Work instruction: Copy the lines exactly as they appear, starting with the first line of the records and ending with the line that contains "Question: How shielded".

(Entries shown begins)
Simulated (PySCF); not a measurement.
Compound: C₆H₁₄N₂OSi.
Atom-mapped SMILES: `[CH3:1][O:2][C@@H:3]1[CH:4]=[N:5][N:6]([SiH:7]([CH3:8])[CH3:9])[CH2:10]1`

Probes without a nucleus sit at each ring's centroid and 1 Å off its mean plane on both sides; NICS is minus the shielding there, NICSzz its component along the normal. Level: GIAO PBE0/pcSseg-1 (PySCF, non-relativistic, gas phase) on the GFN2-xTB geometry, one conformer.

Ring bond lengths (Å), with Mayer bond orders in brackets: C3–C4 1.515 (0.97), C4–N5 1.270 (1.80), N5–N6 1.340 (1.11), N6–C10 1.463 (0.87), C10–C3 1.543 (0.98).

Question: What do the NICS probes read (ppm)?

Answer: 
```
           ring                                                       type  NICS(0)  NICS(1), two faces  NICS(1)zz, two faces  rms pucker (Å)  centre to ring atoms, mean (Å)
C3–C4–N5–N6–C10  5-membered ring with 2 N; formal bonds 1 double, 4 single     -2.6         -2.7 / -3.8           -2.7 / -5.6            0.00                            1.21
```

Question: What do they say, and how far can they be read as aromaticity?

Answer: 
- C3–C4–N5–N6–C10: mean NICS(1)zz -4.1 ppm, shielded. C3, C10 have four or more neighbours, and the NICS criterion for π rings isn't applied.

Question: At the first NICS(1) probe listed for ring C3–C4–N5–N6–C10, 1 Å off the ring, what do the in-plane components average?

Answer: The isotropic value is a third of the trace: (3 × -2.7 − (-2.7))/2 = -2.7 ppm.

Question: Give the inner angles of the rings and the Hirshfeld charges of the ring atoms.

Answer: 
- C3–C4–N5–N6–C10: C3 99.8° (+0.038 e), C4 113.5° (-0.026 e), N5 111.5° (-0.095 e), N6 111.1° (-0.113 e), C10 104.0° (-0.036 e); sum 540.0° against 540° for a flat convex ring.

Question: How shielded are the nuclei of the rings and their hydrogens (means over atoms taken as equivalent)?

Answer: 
(Entries shown ends)

Solution:
Simulated (PySCF); not a measurement.
Compound: C₆H₁₄N₂OSi.
Atom-mapped SMILES: `[CH3:1][O:2][C@@H:3]1[CH:4]=[N:5][N:6]([SiH:7]([CH3:8])[CH3:9])[CH2:10]1`

Probes without a nucleus sit at each ring's centroid and 1 Å off its mean plane on both sides; NICS is minus the shielding there, NICSzz its component along the normal. Level: GIAO PBE0/pcSseg-1 (PySCF, non-relativistic, gas phase) on the GFN2-xTB geometry, one conformer.

Ring bond lengths (Å), with Mayer bond orders in brackets: C3–C4 1.515 (0.97), C4–N5 1.270 (1.80), N5–N6 1.340 (1.11), N6–C10 1.463 (0.87), C10–C3 1.543 (0.98).

Question: What do the NICS probes read (ppm)?

Answer: 
```
           ring                                                       type  NICS(0)  NICS(1), two faces  NICS(1)zz, two faces  rms pucker (Å)  centre to ring atoms, mean (Å)
C3–C4–N5–N6–C10  5-membered ring with 2 N; formal bonds 1 double, 4 single     -2.6         -2.7 / -3.8           -2.7 / -5.6            0.00                            1.21
```

Question: What do they say, and how far can they be read as aromaticity?

Answer: 
- C3–C4–N5–N6–C10: mean NICS(1)zz -4.1 ppm, shielded. C3, C10 have four or more neighbours, and the NICS criterion for π rings isn't applied.

Question: At the first NICS(1) probe listed for ring C3–C4–N5–N6–C10, 1 Å off the ring, what do the in-plane components average?

Answer: The isotropic value is a third of the trace: (3 × -2.7 − (-2.7))/2 = -2.7 ppm.

Question: Give the inner angles of the rings and the Hirshfeld charges of the ring atoms.

Answer: 
- C3–C4–N5–N6–C10: C3 99.8° (+0.038 e), C4 113.5° (-0.026 e), N5 111.5° (-0.095 e), N6 111.1° (-0.113 e), C10 104.0° (-0.036 e); sum 540.0° against 540° for a flat convex ring.

Question: How shielded are the nuclei of the rings and their hydrogens (means over atoms taken as equivalent)?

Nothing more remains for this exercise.